▸ Supplied entries:
=== Section Start ===
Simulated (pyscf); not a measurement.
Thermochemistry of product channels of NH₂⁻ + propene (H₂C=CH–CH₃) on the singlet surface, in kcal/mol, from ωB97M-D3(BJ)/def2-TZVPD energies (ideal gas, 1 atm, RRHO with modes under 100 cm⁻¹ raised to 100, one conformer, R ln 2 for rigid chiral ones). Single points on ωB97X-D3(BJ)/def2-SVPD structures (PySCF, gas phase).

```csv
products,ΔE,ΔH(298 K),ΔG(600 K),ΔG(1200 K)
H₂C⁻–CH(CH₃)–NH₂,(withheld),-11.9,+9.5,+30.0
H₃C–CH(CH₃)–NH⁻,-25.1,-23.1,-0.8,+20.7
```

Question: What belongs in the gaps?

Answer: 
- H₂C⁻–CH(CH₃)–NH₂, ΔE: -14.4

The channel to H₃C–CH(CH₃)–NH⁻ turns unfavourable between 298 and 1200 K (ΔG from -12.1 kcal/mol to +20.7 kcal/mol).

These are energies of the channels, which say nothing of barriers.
=== Section End ===

▸ Assigned task:
Of all the entries above, repeat only the lines from the line that has "- H₂C⁻–CH(CH₃)–NH₂, ΔE: -14.4" to the line that has "The channel to", both lines included, exactly.

▸ Your solution:
- H₂C⁻–CH(CH₃)–NH₂, ΔE: -14.4

The channel to H₃C–CH(CH₃)–NH⁻ turns unfavourable between 298 and 1200 K (ΔG from -12.1 kcal/mol to +20.7 kcal/mol).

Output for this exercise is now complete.